● REQUIRED ACTION
The records below should be written out again, exactly.

++++++++++++++++++++

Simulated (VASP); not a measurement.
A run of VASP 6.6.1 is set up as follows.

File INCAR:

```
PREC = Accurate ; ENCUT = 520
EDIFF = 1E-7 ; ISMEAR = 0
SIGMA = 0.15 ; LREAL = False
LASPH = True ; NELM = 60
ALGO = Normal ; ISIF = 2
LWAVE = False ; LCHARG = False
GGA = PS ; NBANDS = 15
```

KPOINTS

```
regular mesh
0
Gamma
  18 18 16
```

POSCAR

++++++++++++++++++++

● EXERCISE ANSWER
Simulated (VASP); not a measurement.
A run of VASP 6.6.1 is set up as follows.

File INCAR:

```
PREC = Accurate ; ENCUT = 520
EDIFF = 1E-7 ; ISMEAR = 0
SIGMA = 0.15 ; LREAL = False
LASPH = True ; NELM = 60
ALGO = Normal ; ISIF = 2
LWAVE = False ; LCHARG = False
GGA = PS ; NBANDS = 15
```

KPOINTS

```
regular mesh
0
Gamma
  18 18 16
```

POSCAR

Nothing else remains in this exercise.